§ **ACTION ITEM**:
After the line containing "The run is converged, with", write nothing more; before it, reproduce every line of the material below exactly, starting with the first.

§ **SUPPLIED DATA**:
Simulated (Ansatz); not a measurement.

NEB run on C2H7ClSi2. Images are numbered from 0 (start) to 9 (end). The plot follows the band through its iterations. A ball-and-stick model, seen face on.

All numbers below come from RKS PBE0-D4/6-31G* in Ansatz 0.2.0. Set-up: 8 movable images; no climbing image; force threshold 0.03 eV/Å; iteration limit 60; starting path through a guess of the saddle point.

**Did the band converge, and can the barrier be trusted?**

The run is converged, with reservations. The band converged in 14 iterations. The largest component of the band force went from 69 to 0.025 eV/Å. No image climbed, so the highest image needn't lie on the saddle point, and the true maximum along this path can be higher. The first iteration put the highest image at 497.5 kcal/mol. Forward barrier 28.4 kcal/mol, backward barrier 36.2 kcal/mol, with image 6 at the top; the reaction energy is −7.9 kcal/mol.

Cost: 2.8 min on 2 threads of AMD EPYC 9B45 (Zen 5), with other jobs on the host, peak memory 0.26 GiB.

§ **EXERCISE SOLUTION**:
Simulated (Ansatz); not a measurement.

NEB run on C2H7ClSi2. Images are numbered from 0 (start) to 9 (end). The plot follows the band through its iterations. A ball-and-stick model, seen face on.

All numbers below come from RKS PBE0-D4/6-31G* in Ansatz 0.2.0. Set-up: 8 movable images; no climbing image; force threshold 0.03 eV/Å; iteration limit 60; starting path through a guess of the saddle point.

**Did the band converge, and can the barrier be trusted?**

The run is converged, with reservations. The band converged in 14 iterations. The largest component of the band force went from 69 to 0.025 eV/Å. No image climbed, so the highest image needn't lie on the saddle point, and the true maximum along this path can be higher. The first iteration put the highest image at 497.5 kcal/mol. Forward barrier 28.4 kcal/mol, backward barrier 36.2 kcal/mol, with image 6 at the top; the reaction energy is −7.9 kcal/mol.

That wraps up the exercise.